> **Task item**: Start at the line with "- 10Dq = 1.55" in the records below, stop at the line with "- 10Dq = 3.05", and return every line in that span exactly, the two end lines included.

> **Source information**:
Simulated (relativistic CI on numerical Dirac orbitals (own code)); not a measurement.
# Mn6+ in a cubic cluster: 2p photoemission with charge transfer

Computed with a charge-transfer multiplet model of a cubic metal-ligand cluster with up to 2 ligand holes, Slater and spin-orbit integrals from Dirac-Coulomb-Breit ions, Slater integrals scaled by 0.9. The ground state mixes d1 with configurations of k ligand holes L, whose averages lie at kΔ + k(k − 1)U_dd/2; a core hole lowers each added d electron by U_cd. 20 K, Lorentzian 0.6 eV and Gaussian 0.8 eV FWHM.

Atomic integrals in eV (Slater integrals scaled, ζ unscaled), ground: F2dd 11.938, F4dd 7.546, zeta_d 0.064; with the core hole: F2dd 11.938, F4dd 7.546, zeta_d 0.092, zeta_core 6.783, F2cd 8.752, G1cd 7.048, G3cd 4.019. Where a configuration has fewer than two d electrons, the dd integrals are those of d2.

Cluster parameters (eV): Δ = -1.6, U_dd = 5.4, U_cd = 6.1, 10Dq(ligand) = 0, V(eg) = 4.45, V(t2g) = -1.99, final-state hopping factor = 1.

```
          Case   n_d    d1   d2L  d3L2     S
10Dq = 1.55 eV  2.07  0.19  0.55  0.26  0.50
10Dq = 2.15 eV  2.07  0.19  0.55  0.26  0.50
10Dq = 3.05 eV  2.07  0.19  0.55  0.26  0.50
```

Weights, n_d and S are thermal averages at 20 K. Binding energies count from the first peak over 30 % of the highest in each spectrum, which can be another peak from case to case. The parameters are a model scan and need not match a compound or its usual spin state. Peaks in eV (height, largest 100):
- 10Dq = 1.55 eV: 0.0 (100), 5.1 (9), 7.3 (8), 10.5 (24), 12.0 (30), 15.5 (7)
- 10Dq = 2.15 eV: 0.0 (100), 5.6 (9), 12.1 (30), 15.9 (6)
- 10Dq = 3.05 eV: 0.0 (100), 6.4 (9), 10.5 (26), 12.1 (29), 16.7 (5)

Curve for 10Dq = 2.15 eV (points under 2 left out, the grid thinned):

> **Exercise response**:
- 10Dq = 1.55 eV: 0.0 (100), 5.1 (9), 7.3 (8), 10.5 (24), 12.0 (30), 15.5 (7)
- 10Dq = 2.15 eV: 0.0 (100), 5.6 (9), 12.1 (30), 15.9 (6)
- 10Dq = 3.05 eV: 0.0 (100), 6.4 (9), 10.5 (26), 12.1 (29), 16.7 (5)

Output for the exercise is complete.